Start at the top line and retype the data exactly through to the end.

● Record extracts:
━━━━━━━━━━━━━━━━

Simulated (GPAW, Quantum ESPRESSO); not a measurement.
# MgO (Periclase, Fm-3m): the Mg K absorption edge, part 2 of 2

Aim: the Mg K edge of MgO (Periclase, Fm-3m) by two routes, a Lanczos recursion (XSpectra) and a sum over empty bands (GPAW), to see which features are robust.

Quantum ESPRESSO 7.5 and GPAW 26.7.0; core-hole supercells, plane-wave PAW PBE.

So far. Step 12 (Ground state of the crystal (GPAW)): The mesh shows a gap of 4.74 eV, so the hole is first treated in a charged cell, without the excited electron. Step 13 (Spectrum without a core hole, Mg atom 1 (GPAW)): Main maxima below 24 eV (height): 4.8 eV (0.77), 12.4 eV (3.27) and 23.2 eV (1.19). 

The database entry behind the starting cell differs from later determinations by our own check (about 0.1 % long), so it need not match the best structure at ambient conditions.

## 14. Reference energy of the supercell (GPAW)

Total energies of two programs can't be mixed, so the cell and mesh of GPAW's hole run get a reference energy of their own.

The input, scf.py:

━━━━━━━━━━━━━━━━

● Expected answer:
Simulated (GPAW, Quantum ESPRESSO); not a measurement.
# MgO (Periclase, Fm-3m): the Mg K absorption edge, part 2 of 2

Aim: the Mg K edge of MgO (Periclase, Fm-3m) by two routes, a Lanczos recursion (XSpectra) and a sum over empty bands (GPAW), to see which features are robust.

Quantum ESPRESSO 7.5 and GPAW 26.7.0; core-hole supercells, plane-wave PAW PBE.

So far. Step 12 (Ground state of the crystal (GPAW)): The mesh shows a gap of 4.74 eV, so the hole is first treated in a charged cell, without the excited electron. Step 13 (Spectrum without a core hole, Mg atom 1 (GPAW)): Main maxima below 24 eV (height): 4.8 eV (0.77), 12.4 eV (3.27) and 23.2 eV (1.19). 

The database entry behind the starting cell differs from later determinations by our own check (about 0.1 % long), so it need not match the best structure at ambient conditions.

## 14. Reference energy of the supercell (GPAW)

Total energies of two programs can't be mixed, so the cell and mesh of GPAW's hole run get a reference energy of their own.

The input, scf.py:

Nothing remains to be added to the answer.